^^^^
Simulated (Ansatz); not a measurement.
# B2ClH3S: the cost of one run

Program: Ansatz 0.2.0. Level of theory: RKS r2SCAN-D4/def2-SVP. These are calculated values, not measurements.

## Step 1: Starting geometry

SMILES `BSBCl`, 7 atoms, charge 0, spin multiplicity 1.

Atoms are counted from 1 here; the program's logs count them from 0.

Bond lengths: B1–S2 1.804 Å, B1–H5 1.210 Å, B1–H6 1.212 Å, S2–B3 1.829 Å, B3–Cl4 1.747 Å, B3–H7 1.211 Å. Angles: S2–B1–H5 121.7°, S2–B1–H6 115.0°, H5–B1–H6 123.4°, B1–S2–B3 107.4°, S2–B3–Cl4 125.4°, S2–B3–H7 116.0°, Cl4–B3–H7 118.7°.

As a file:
^^^^

Activity:
Repeating the listing in full, word for word, is the required output.

Response:
Simulated (Ansatz); not a measurement.
# B2ClH3S: the cost of one run

Program: Ansatz 0.2.0. Level of theory: RKS r2SCAN-D4/def2-SVP. These are calculated values, not measurements.

## Step 1: Starting geometry

SMILES `BSBCl`, 7 atoms, charge 0, spin multiplicity 1.

Atoms are counted from 1 here; the program's logs count them from 0.

Bond lengths: B1–S2 1.804 Å, B1–H5 1.210 Å, B1–H6 1.212 Å, S2–B3 1.829 Å, B3–Cl4 1.747 Å, B3–H7 1.211 Å. Angles: S2–B1–H5 121.7°, S2–B1–H6 115.0°, H5–B1–H6 123.4°, B1–S2–B3 107.4°, S2–B3–Cl4 125.4°, S2–B3–H7 116.0°, Cl4–B3–H7 118.7°.

As a file:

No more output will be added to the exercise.